BRIEF
Up to and including the line with "## Step 1: The cell of the first run", output the records exactly as they appear.

* * * * * * * * *

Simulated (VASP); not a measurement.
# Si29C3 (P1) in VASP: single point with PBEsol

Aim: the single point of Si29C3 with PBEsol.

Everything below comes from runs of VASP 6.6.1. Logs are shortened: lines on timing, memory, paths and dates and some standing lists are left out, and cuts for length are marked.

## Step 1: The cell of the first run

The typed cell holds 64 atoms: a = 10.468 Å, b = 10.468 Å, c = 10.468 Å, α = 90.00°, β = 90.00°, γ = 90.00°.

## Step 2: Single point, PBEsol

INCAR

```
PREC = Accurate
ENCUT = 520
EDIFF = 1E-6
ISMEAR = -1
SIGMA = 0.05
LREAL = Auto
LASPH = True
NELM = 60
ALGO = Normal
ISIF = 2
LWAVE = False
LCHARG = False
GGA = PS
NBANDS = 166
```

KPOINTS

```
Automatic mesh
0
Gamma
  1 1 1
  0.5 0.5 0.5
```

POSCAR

* * * * * * * * *

TASK ANSWER
Simulated (VASP); not a measurement.
# Si29C3 (P1) in VASP: single point with PBEsol

Aim: the single point of Si29C3 with PBEsol.

Everything below comes from runs of VASP 6.6.1. Logs are shortened: lines on timing, memory, paths and dates and some standing lists are left out, and cuts for length are marked.

## Step 1: The cell of the first run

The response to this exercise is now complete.